====== PROVIDED INFORMATION ======
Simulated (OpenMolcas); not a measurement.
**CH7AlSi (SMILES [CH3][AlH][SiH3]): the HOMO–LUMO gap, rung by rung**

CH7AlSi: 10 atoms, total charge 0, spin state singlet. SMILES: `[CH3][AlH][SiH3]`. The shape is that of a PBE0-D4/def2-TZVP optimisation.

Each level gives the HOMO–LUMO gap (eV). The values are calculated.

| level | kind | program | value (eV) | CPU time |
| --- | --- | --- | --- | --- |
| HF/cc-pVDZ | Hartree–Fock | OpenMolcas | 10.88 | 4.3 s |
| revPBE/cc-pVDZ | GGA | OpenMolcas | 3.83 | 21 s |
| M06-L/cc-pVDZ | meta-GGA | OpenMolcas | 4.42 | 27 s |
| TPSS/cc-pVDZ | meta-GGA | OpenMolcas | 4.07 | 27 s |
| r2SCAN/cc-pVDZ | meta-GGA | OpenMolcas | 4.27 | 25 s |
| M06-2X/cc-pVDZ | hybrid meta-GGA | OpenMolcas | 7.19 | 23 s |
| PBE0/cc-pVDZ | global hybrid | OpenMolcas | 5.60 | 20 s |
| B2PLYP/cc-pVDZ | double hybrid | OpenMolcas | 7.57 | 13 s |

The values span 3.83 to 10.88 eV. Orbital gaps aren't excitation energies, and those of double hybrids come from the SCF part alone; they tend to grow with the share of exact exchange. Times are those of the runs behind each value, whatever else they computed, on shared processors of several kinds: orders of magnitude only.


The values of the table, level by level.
======

WORK INSTRUCTION: Copy the lines of the data above exactly as written, beginning with the line containing "rung by rung**" and ending with the line containing "The values span", and leave out all other lines.

RESPONSE BOX:
**CH7AlSi (SMILES [CH3][AlH][SiH3]): the HOMO–LUMO gap, rung by rung**

CH7AlSi: 10 atoms, total charge 0, spin state singlet. SMILES: `[CH3][AlH][SiH3]`. The shape is that of a PBE0-D4/def2-TZVP optimisation.

Each level gives the HOMO–LUMO gap (eV). The values are calculated.

| level | kind | program | value (eV) | CPU time |
| --- | --- | --- | --- | --- |
| HF/cc-pVDZ | Hartree–Fock | OpenMolcas | 10.88 | 4.3 s |
| revPBE/cc-pVDZ | GGA | OpenMolcas | 3.83 | 21 s |
| M06-L/cc-pVDZ | meta-GGA | OpenMolcas | 4.42 | 27 s |
| TPSS/cc-pVDZ | meta-GGA | OpenMolcas | 4.07 | 27 s |
| r2SCAN/cc-pVDZ | meta-GGA | OpenMolcas | 4.27 | 25 s |
| M06-2X/cc-pVDZ | hybrid meta-GGA | OpenMolcas | 7.19 | 23 s |
| PBE0/cc-pVDZ | global hybrid | OpenMolcas | 5.60 | 20 s |
| B2PLYP/cc-pVDZ | double hybrid | OpenMolcas | 7.57 | 13 s |

The values span 3.83 to 10.88 eV. Orbital gaps aren't excitation energies, and those of double hybrids come from the SCF part alone; they tend to grow with the share of exact exchange. Times are those of the runs behind each value, whatever else they computed, on shared processors of several kinds: orders of magnitude only.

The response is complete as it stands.